TASK ITEM
Give again the lines of the data from its first line through the line with "From lowest to". Change nothing.

EXTRACTED RECORDS
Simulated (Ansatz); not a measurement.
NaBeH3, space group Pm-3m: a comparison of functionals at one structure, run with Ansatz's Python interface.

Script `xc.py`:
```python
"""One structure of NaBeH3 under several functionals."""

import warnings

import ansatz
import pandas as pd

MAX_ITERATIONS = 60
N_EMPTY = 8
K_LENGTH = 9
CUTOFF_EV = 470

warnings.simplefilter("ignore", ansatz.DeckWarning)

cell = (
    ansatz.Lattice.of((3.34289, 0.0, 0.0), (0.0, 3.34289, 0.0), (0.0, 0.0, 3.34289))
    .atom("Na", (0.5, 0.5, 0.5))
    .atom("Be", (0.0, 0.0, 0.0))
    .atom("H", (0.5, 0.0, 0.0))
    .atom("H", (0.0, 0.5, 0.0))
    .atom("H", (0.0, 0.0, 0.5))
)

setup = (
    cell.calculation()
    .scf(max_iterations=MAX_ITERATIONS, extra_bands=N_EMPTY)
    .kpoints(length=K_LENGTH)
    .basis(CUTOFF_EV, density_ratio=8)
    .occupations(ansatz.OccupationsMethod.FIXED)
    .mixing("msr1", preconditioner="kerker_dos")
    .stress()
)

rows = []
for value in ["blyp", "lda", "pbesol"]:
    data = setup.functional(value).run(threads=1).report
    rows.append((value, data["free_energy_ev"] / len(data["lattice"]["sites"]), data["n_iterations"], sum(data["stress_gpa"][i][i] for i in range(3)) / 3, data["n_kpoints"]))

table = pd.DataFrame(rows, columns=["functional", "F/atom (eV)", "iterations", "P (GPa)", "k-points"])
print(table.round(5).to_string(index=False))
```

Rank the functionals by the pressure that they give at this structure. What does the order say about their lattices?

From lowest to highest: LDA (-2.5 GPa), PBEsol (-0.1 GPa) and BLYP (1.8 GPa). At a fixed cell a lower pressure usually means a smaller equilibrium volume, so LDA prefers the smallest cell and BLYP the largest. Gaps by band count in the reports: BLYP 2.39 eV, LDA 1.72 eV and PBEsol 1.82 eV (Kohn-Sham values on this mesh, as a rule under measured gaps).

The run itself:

ANSWER AREA
Simulated (Ansatz); not a measurement.
NaBeH3, space group Pm-3m: a comparison of functionals at one structure, run with Ansatz's Python interface.

Script `xc.py`:
```python
"""One structure of NaBeH3 under several functionals."""

import warnings

import ansatz
import pandas as pd

MAX_ITERATIONS = 60
N_EMPTY = 8
K_LENGTH = 9
CUTOFF_EV = 470

warnings.simplefilter("ignore", ansatz.DeckWarning)

cell = (
    ansatz.Lattice.of((3.34289, 0.0, 0.0), (0.0, 3.34289, 0.0), (0.0, 0.0, 3.34289))
    .atom("Na", (0.5, 0.5, 0.5))
    .atom("Be", (0.0, 0.0, 0.0))
    .atom("H", (0.5, 0.0, 0.0))
    .atom("H", (0.0, 0.5, 0.0))
    .atom("H", (0.0, 0.0, 0.5))
)

setup = (
    cell.calculation()
    .scf(max_iterations=MAX_ITERATIONS, extra_bands=N_EMPTY)
    .kpoints(length=K_LENGTH)
    .basis(CUTOFF_EV, density_ratio=8)
    .occupations(ansatz.OccupationsMethod.FIXED)
    .mixing("msr1", preconditioner="kerker_dos")
    .stress()
)

rows = []
for value in ["blyp", "lda", "pbesol"]:
    data = setup.functional(value).run(threads=1).report
    rows.append((value, data["free_energy_ev"] / len(data["lattice"]["sites"]), data["n_iterations"], sum(data["stress_gpa"][i][i] for i in range(3)) / 3, data["n_kpoints"]))

table = pd.DataFrame(rows, columns=["functional", "F/atom (eV)", "iterations", "P (GPa)", "k-points"])
print(table.round(5).to_string(index=False))
```

Rank the functionals by the pressure that they give at this structure. What does the order say about their lattices?

From lowest to highest: LDA (-2.5 GPa), PBEsol (-0.1 GPa) and BLYP (1.8 GPa). At a fixed cell a lower pressure usually means a smaller equilibrium volume, so LDA prefers the smallest cell and BLYP the largest. Gaps by band count in the reports: BLYP 2.39 eV, LDA 1.72 eV and PBEsol 1.82 eV (Kohn-Sham values on this mesh, as a rule under measured gaps).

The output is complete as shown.